_DATA_
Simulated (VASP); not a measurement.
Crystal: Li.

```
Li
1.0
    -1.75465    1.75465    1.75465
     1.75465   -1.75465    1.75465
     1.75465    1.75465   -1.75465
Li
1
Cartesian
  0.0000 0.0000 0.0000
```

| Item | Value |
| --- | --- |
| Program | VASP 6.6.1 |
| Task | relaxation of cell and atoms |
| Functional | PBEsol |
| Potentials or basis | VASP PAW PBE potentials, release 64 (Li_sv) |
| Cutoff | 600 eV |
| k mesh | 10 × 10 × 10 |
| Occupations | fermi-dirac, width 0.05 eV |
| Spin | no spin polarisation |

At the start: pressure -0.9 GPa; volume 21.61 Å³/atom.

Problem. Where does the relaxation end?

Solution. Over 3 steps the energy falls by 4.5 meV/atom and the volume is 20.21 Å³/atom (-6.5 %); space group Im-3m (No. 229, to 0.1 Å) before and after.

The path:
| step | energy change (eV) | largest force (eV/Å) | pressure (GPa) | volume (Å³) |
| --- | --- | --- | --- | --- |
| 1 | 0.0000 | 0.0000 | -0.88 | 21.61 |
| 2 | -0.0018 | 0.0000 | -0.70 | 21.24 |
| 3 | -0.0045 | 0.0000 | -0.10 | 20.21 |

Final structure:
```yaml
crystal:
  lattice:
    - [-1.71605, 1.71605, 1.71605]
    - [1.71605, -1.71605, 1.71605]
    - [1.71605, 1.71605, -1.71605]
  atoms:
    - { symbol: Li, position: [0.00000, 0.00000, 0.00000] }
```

_REQUIREMENT_
Repeat each line of the data exactly as it appears above.

_ANSWER AREA_
Simulated (VASP); not a measurement.
Crystal: Li.

```
Li
1.0
    -1.75465    1.75465    1.75465
     1.75465   -1.75465    1.75465
     1.75465    1.75465   -1.75465
Li
1
Cartesian
  0.0000 0.0000 0.0000
```

| Item | Value |
| --- | --- |
| Program | VASP 6.6.1 |
| Task | relaxation of cell and atoms |
| Functional | PBEsol |
| Potentials or basis | VASP PAW PBE potentials, release 64 (Li_sv) |
| Cutoff | 600 eV |
| k mesh | 10 × 10 × 10 |
| Occupations | fermi-dirac, width 0.05 eV |
| Spin | no spin polarisation |

At the start: pressure -0.9 GPa; volume 21.61 Å³/atom.

Problem. Where does the relaxation end?

Solution. Over 3 steps the energy falls by 4.5 meV/atom and the volume is 20.21 Å³/atom (-6.5 %); space group Im-3m (No. 229, to 0.1 Å) before and after.

The path:
| step | energy change (eV) | largest force (eV/Å) | pressure (GPa) | volume (Å³) |
| --- | --- | --- | --- | --- |
| 1 | 0.0000 | 0.0000 | -0.88 | 21.61 |
| 2 | -0.0018 | 0.0000 | -0.70 | 21.24 |
| 3 | -0.0045 | 0.0000 | -0.10 | 20.21 |

Final structure:
```yaml
crystal:
  lattice:
    - [-1.71605, 1.71605, 1.71605]
    - [1.71605, -1.71605, 1.71605]
    - [1.71605, 1.71605, -1.71605]
  atoms:
    - { symbol: Li, position: [0.00000, 0.00000, 0.00000] }
```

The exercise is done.